=-=-=-=-=

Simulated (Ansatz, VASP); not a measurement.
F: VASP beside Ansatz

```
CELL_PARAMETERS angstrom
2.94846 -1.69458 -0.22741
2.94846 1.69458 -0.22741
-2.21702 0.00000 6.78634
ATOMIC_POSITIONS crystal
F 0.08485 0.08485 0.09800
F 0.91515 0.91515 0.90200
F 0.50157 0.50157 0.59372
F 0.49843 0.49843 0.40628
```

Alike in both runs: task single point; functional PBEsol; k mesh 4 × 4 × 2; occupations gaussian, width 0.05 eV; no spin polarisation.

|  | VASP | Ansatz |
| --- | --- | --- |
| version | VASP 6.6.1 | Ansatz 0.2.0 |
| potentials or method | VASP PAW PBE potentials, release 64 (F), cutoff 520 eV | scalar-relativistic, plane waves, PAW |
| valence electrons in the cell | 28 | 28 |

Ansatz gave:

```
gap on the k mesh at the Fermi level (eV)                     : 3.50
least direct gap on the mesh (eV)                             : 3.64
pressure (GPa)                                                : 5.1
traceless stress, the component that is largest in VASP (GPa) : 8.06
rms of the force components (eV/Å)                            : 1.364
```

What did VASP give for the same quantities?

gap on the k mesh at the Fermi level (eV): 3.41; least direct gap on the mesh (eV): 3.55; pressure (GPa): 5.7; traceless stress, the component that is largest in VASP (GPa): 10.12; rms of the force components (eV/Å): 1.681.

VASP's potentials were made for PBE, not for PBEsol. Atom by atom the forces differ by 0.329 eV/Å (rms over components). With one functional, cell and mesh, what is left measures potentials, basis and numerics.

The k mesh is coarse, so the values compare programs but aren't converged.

=-=-=-=-=

Look above for the line holding "gap on the k mesh at the Fermi level (eV): 3.41;" and the line holding "VASP's potentials were". Retype both, and every line between them, word for word and nothing else.

gap on the k mesh at the Fermi level (eV): 3.41; least direct gap on the mesh (eV): 3.55; pressure (GPa): 5.7; traceless stress, the component that is largest in VASP (GPa): 10.12; rms of the force components (eV/Å): 1.681.

VASP's potentials were made for PBE, not for PBEsol. Atom by atom the forces differ by 0.329 eV/Å (rms over components). With one functional, cell and mesh, what is left measures potentials, basis and numerics.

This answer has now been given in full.